WORK REQUEST:
Each line from the start of the entries through the line that contains "Calculation: CAM-B3LYP/def2-TZVPD in PySCF." should be output exactly, please.

══ SUPPLIED DATA

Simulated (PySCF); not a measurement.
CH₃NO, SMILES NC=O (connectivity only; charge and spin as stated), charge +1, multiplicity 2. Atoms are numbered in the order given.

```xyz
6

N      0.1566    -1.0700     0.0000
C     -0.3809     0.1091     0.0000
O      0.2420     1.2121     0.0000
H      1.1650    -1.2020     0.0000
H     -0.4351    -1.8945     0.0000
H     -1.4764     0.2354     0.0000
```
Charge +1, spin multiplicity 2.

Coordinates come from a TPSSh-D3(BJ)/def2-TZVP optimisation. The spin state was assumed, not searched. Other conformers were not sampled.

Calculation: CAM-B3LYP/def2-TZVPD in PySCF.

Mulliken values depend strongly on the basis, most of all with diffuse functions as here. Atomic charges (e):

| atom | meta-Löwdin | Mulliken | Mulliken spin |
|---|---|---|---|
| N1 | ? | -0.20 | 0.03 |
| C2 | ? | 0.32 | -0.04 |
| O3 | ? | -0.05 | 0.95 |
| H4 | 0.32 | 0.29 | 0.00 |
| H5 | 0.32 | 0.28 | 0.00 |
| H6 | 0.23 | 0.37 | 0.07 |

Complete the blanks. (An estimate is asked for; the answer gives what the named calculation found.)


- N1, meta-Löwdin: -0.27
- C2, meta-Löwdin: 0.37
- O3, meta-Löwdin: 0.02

════

ANSWER SPACE:
Simulated (PySCF); not a measurement.
CH₃NO, SMILES NC=O (connectivity only; charge and spin as stated), charge +1, multiplicity 2. Atoms are numbered in the order given.

```xyz
6

N      0.1566    -1.0700     0.0000
C     -0.3809     0.1091     0.0000
O      0.2420     1.2121     0.0000
H      1.1650    -1.2020     0.0000
H     -0.4351    -1.8945     0.0000
H     -1.4764     0.2354     0.0000
```
Charge +1, spin multiplicity 2.

Coordinates come from a TPSSh-D3(BJ)/def2-TZVP optimisation. The spin state was assumed, not searched. Other conformers were not sampled.

Calculation: CAM-B3LYP/def2-TZVPD in PySCF.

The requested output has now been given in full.